Your job is to write out each record exactly, leaving none out.

•••

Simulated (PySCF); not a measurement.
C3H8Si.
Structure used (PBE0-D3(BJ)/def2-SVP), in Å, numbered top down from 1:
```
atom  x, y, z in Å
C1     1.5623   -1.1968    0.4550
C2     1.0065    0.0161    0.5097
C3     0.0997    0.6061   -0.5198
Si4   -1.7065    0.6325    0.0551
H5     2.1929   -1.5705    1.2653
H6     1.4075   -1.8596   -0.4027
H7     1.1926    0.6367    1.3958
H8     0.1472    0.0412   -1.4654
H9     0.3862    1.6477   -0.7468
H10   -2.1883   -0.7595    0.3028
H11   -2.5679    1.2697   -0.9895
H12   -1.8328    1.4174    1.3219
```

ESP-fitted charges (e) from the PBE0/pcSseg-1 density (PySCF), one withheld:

•••

Answer section ▸
Simulated (PySCF); not a measurement.
C3H8Si.
Structure used (PBE0-D3(BJ)/def2-SVP), in Å, numbered top down from 1:
```
atom  x, y, z in Å
C1     1.5623   -1.1968    0.4550
C2     1.0065    0.0161    0.5097
C3     0.0997    0.6061   -0.5198
Si4   -1.7065    0.6325    0.0551
H5     2.1929   -1.5705    1.2653
H6     1.4075   -1.8596   -0.4027
H7     1.1926    0.6367    1.3958
H8     0.1472    0.0412   -1.4654
H9     0.3862    1.6477   -0.7468
H10   -2.1883   -0.7595    0.3028
H11   -2.5679    1.2697   -0.9895
H12   -1.8328    1.4174    1.3219
```

ESP-fitted charges (e) from the PBE0/pcSseg-1 density (PySCF), one withheld:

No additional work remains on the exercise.